▸ **Supplied entries**
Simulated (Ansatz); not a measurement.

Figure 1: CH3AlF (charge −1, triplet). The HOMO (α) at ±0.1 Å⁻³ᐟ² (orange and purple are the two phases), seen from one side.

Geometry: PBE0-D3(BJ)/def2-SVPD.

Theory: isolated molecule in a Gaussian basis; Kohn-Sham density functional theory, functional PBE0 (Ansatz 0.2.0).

▸ **Activity**
The listing above has to be repeated exactly, down to the last line.

▸ **Exercise solution**
Simulated (Ansatz); not a measurement.

Figure 1: CH3AlF (charge −1, triplet). The HOMO (α) at ±0.1 Å⁻³ᐟ² (orange and purple are the two phases), seen from one side.

Geometry: PBE0-D3(BJ)/def2-SVPD.

Theory: isolated molecule in a Gaussian basis; Kohn-Sham density functional theory, functional PBE0 (Ansatz 0.2.0).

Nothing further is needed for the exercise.